• Raw data
Start of Block

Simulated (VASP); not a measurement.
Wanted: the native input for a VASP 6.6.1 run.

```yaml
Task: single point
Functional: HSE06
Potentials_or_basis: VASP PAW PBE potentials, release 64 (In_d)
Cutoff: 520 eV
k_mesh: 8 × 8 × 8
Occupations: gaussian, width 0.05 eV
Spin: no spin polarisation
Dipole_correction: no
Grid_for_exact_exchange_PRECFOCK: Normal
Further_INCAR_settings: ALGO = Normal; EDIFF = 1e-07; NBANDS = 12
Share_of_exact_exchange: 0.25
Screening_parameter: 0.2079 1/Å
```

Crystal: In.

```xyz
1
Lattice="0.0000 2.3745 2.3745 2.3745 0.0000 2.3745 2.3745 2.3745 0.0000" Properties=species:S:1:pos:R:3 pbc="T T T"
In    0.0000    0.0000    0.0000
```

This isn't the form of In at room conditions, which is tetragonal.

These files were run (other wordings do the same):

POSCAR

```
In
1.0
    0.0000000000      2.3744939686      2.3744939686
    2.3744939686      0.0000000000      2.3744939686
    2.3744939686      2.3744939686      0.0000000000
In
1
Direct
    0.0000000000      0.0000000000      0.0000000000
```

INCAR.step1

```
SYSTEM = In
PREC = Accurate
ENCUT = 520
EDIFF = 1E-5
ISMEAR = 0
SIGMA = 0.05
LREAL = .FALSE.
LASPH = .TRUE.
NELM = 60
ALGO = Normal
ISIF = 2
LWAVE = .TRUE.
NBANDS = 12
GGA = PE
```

End of Block

Each line of the data has to be written out exactly as it appears.

Simulated (VASP); not a measurement.
Wanted: the native input for a VASP 6.6.1 run.

```yaml
Task: single point
Functional: HSE06
Potentials_or_basis: VASP PAW PBE potentials, release 64 (In_d)
Cutoff: 520 eV
k_mesh: 8 × 8 × 8
Occupations: gaussian, width 0.05 eV
Spin: no spin polarisation
Dipole_correction: no
Grid_for_exact_exchange_PRECFOCK: Normal
Further_INCAR_settings: ALGO = Normal; EDIFF = 1e-07; NBANDS = 12
Share_of_exact_exchange: 0.25
Screening_parameter: 0.2079 1/Å
```

Crystal: In.

```xyz
1
Lattice="0.0000 2.3745 2.3745 2.3745 0.0000 2.3745 2.3745 2.3745 0.0000" Properties=species:S:1:pos:R:3 pbc="T T T"
In    0.0000    0.0000    0.0000
```

This isn't the form of In at room conditions, which is tetragonal.

These files were run (other wordings do the same):

POSCAR

```
In
1.0
    0.0000000000      2.3744939686      2.3744939686
    2.3744939686      0.0000000000      2.3744939686
    2.3744939686      2.3744939686      0.0000000000
In
1
Direct
    0.0000000000      0.0000000000      0.0000000000
```

INCAR.step1

```
SYSTEM = In
PREC = Accurate
ENCUT = 520
EDIFF = 1E-5
ISMEAR = 0
SIGMA = 0.05
LREAL = .FALSE.
LASPH = .TRUE.
NELM = 60
ALGO = Normal
ISIF = 2
LWAVE = .TRUE.
NBANDS = 12
GGA = PE
```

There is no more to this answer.